Assigned task
Please return all the records exactly, with nothing left out.

Given entries
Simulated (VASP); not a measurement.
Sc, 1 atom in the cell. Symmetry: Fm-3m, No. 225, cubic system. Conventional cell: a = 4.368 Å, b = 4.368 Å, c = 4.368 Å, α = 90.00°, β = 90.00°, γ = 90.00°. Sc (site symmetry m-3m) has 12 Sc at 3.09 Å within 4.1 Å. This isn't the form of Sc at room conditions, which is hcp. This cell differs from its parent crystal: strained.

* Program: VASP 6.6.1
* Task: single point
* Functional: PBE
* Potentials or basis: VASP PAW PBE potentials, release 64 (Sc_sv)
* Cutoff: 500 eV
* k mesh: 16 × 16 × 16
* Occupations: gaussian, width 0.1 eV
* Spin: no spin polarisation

Exercise answer
Simulated (VASP); not a measurement.
Sc, 1 atom in the cell. Symmetry: Fm-3m, No. 225, cubic system. Conventional cell: a = 4.368 Å, b = 4.368 Å, c = 4.368 Å, α = 90.00°, β = 90.00°, γ = 90.00°. Sc (site symmetry m-3m) has 12 Sc at 3.09 Å within 4.1 Å. This isn't the form of Sc at room conditions, which is hcp. This cell differs from its parent crystal: strained.

* Program: VASP 6.6.1
* Task: single point
* Functional: PBE
* Potentials or basis: VASP PAW PBE potentials, release 64 (Sc_sv)
* Cutoff: 500 eV
* k mesh: 16 × 16 × 16
* Occupations: gaussian, width 0.1 eV
* Spin: no spin polarisation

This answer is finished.